Action item => Would you copy the material below word for word, beginning with its first line and ending with the line that contains "polarisability (au) |"?

Raw data =>
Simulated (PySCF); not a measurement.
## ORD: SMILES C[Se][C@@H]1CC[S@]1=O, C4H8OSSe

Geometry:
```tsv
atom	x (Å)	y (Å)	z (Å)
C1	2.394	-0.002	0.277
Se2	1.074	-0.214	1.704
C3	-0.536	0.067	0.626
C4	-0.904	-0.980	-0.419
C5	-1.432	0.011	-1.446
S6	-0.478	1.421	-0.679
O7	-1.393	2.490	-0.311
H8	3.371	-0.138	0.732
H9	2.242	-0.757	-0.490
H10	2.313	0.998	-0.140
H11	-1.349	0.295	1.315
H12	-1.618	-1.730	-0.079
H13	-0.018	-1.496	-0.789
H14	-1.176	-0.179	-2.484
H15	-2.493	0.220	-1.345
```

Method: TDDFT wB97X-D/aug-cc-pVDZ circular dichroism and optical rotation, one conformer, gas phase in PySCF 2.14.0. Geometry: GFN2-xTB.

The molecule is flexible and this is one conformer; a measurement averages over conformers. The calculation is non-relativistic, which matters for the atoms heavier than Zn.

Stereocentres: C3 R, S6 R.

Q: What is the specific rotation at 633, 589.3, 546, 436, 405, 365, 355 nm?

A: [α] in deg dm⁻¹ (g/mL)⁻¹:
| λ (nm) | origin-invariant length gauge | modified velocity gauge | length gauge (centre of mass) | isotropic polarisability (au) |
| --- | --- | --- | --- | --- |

Task solution =>
Simulated (PySCF); not a measurement.
## ORD: SMILES C[Se][C@@H]1CC[S@]1=O, C4H8OSSe

Geometry:
```tsv
atom	x (Å)	y (Å)	z (Å)
C1	2.394	-0.002	0.277
Se2	1.074	-0.214	1.704
C3	-0.536	0.067	0.626
C4	-0.904	-0.980	-0.419
C5	-1.432	0.011	-1.446
S6	-0.478	1.421	-0.679
O7	-1.393	2.490	-0.311
H8	3.371	-0.138	0.732
H9	2.242	-0.757	-0.490
H10	2.313	0.998	-0.140
H11	-1.349	0.295	1.315
H12	-1.618	-1.730	-0.079
H13	-0.018	-1.496	-0.789
H14	-1.176	-0.179	-2.484
H15	-2.493	0.220	-1.345
```

Method: TDDFT wB97X-D/aug-cc-pVDZ circular dichroism and optical rotation, one conformer, gas phase in PySCF 2.14.0. Geometry: GFN2-xTB.

The molecule is flexible and this is one conformer; a measurement averages over conformers. The calculation is non-relativistic, which matters for the atoms heavier than Zn.

Stereocentres: C3 R, S6 R.

Q: What is the specific rotation at 633, 589.3, 546, 436, 405, 365, 355 nm?

A: [α] in deg dm⁻¹ (g/mL)⁻¹:
| λ (nm) | origin-invariant length gauge | modified velocity gauge | length gauge (centre of mass) | isotropic polarisability (au) |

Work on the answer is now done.